__DATA FOR REVIEW__
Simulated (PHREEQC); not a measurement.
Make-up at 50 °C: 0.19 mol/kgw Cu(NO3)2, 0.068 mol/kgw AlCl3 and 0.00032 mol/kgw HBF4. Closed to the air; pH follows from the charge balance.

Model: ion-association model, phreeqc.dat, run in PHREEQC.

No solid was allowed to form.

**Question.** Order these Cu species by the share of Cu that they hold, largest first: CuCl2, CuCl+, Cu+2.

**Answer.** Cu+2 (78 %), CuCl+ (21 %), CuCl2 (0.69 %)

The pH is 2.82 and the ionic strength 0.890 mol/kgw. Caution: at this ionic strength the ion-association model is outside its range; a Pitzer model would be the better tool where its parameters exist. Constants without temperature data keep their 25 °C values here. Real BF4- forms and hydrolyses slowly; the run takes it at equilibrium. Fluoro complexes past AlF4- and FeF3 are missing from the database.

__ACTIVITY__
Send back exactly, with nothing added, the lines from the first line of the material above through the line holding "CuCl2, CuCl+, Cu+2."; both ends are included.

__RESPONSE__
Simulated (PHREEQC); not a measurement.
Make-up at 50 °C: 0.19 mol/kgw Cu(NO3)2, 0.068 mol/kgw AlCl3 and 0.00032 mol/kgw HBF4. Closed to the air; pH follows from the charge balance.

Model: ion-association model, phreeqc.dat, run in PHREEQC.

No solid was allowed to form.

**Question.** Order these Cu species by the share of Cu that they hold, largest first: CuCl2, CuCl+, Cu+2.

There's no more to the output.